ACTION ITEM:
Write each entry out again exactly as it was given.

DATA PROVIDED:
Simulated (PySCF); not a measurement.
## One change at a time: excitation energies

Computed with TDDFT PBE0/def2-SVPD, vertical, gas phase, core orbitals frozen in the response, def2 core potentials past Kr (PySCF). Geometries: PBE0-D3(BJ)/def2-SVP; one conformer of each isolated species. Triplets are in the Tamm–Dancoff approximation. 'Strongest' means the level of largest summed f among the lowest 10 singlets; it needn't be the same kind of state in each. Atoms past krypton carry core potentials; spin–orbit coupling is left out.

WRITTEN ANSWER:
Simulated (PySCF); not a measurement.
## One change at a time: excitation energies

Computed with TDDFT PBE0/def2-SVPD, vertical, gas phase, core orbitals frozen in the response, def2 core potentials past Kr (PySCF). Geometries: PBE0-D3(BJ)/def2-SVP; one conformer of each isolated species. Triplets are in the Tamm–Dancoff approximation. 'Strongest' means the level of largest summed f among the lowest 10 singlets; it needn't be the same kind of state in each. Atoms past krypton carry core potentials; spin–orbit coupling is left out.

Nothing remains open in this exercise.